[GIVEN INFORMATION]
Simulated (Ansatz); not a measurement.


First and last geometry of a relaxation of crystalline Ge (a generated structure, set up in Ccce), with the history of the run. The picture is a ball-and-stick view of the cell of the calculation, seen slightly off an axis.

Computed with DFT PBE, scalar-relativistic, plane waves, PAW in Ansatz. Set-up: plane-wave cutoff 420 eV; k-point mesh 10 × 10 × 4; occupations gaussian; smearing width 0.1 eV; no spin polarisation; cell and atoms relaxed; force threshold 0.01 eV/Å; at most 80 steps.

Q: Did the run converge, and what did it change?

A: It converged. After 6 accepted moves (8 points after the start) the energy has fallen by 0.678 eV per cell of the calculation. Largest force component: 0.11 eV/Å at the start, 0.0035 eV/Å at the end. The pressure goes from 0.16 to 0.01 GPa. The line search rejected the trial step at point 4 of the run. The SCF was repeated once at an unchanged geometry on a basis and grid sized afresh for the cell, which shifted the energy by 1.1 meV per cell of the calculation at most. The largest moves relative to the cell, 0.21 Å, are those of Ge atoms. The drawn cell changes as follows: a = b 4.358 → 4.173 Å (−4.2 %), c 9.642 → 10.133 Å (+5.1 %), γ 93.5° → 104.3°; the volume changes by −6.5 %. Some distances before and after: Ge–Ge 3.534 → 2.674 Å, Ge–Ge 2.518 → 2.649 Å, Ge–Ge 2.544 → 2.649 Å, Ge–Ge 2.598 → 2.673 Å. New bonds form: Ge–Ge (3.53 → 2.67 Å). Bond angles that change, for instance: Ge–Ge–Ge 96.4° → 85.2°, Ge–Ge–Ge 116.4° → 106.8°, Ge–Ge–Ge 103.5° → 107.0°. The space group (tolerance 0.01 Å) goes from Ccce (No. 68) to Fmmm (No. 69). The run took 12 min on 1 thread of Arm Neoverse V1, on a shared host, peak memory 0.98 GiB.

[ACTION ITEM]
Reproduce exactly, please, only the lines from the start of the data above to the line that contains "First and last", with both ends kept.

[EXERCISE ANSWER]
Simulated (Ansatz); not a measurement.


First and last geometry of a relaxation of crystalline Ge (a generated structure, set up in Ccce), with the history of the run. The picture is a ball-and-stick view of the cell of the calculation, seen slightly off an axis.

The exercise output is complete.